(EXTRACTED ENTRIES)

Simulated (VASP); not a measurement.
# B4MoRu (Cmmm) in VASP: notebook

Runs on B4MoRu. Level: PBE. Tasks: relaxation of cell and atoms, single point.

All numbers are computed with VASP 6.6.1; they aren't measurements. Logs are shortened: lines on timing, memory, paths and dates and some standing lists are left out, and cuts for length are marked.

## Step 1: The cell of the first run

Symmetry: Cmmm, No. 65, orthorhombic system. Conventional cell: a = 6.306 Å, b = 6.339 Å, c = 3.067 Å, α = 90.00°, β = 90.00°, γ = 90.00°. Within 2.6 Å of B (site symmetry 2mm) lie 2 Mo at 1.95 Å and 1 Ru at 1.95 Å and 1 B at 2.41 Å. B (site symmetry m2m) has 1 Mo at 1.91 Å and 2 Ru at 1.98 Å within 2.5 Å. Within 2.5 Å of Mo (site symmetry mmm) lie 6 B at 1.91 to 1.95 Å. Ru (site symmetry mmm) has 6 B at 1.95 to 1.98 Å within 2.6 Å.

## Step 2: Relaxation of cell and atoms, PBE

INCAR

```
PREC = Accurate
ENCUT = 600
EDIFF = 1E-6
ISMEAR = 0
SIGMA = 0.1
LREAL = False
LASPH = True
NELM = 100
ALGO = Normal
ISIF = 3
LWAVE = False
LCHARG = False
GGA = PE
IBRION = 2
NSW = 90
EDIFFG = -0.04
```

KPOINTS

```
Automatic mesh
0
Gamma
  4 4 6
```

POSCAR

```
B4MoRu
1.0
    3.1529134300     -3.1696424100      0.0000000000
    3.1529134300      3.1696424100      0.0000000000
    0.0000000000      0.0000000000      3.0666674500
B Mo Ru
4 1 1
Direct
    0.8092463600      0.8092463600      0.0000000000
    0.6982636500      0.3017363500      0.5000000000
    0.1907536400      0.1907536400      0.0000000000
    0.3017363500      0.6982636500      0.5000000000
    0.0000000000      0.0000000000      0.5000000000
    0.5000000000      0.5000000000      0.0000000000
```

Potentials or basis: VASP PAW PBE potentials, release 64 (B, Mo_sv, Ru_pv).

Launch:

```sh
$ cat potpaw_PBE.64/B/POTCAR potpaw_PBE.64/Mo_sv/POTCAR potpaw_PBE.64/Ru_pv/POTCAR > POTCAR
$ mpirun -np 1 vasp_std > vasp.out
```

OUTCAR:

(End EXTRACTED ENTRIES)

BRIEF>
Please reproduce exactly the lines in the listing above from the one containing "## Step 1: The cell of the first run" through the one containing "Symmetry: Cmmm, No.", both included, and nothing more.

TASK RESPONSE>
## Step 1: The cell of the first run

Symmetry: Cmmm, No. 65, orthorhombic system. Conventional cell: a = 6.306 Å, b = 6.339 Å, c = 3.067 Å, α = 90.00°, β = 90.00°, γ = 90.00°. Within 2.6 Å of B (site symmetry 2mm) lie 2 Mo at 1.95 Å and 1 Ru at 1.95 Å and 1 B at 2.41 Å. B (site symmetry m2m) has 1 Mo at 1.91 Å and 2 Ru at 1.98 Å within 2.5 Å. Within 2.5 Å of Mo (site symmetry mmm) lie 6 B at 1.91 to 1.95 Å. Ru (site symmetry mmm) has 6 B at 1.95 to 1.98 Å within 2.6 Å.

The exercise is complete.